+===+

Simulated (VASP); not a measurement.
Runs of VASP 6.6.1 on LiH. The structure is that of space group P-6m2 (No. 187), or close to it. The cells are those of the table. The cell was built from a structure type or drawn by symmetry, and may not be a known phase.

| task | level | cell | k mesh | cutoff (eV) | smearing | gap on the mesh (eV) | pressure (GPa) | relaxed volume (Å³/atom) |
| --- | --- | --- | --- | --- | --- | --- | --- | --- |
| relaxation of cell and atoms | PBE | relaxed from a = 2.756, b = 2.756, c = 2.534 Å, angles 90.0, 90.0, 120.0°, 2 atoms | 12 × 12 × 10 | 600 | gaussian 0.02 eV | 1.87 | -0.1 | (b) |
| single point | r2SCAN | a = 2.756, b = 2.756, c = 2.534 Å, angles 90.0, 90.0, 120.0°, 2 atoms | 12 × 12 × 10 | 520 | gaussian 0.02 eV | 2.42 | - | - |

+===+

REQUIRED ACTION:
All of the entries above need to be reproduced verbatim.

ANSWER SPACE:
Simulated (VASP); not a measurement.
Runs of VASP 6.6.1 on LiH. The structure is that of space group P-6m2 (No. 187), or close to it. The cells are those of the table. The cell was built from a structure type or drawn by symmetry, and may not be a known phase.

| task | level | cell | k mesh | cutoff (eV) | smearing | gap on the mesh (eV) | pressure (GPa) | relaxed volume (Å³/atom) |
| --- | --- | --- | --- | --- | --- | --- | --- | --- |
| relaxation of cell and atoms | PBE | relaxed from a = 2.756, b = 2.756, c = 2.534 Å, angles 90.0, 90.0, 120.0°, 2 atoms | 12 × 12 × 10 | 600 | gaussian 0.02 eV | 1.87 | -0.1 | (b) |
| single point | r2SCAN | a = 2.756, b = 2.756, c = 2.534 Å, angles 90.0, 90.0, 120.0°, 2 atoms | 12 × 12 × 10 | 520 | gaussian 0.02 eV | 2.42 | - | - |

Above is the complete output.